REQUIRED ACTION:
Beginning at the top of the data below, write out every line exactly until you reach the line with "Problem. Volume from", and include that line.

EXERCISE DATA:
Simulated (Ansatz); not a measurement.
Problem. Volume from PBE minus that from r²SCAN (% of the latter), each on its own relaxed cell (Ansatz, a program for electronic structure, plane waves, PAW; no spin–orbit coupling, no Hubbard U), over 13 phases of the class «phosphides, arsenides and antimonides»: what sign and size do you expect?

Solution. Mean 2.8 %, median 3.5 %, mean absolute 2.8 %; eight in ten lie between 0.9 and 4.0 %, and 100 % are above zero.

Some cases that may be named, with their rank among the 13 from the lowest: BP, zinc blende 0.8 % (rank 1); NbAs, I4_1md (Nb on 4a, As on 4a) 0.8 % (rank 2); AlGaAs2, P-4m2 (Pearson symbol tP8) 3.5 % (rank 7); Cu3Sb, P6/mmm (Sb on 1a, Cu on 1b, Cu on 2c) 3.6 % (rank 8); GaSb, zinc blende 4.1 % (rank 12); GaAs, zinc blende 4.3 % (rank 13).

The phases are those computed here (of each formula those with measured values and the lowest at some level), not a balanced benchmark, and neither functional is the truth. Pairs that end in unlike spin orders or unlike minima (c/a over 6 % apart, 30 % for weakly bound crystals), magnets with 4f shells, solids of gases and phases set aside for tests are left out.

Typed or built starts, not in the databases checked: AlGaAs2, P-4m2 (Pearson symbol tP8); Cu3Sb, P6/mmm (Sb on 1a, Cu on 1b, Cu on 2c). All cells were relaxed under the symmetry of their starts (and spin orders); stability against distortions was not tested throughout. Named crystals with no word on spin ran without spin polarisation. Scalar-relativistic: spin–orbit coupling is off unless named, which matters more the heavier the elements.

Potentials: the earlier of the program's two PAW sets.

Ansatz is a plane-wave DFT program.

REPLY:
Simulated (Ansatz); not a measurement.
Problem. Volume from PBE minus that from r²SCAN (% of the latter), each on its own relaxed cell (Ansatz, a program for electronic structure, plane waves, PAW; no spin–orbit coupling, no Hubbard U), over 13 phases of the class «phosphides, arsenides and antimonides»: what sign and size do you expect?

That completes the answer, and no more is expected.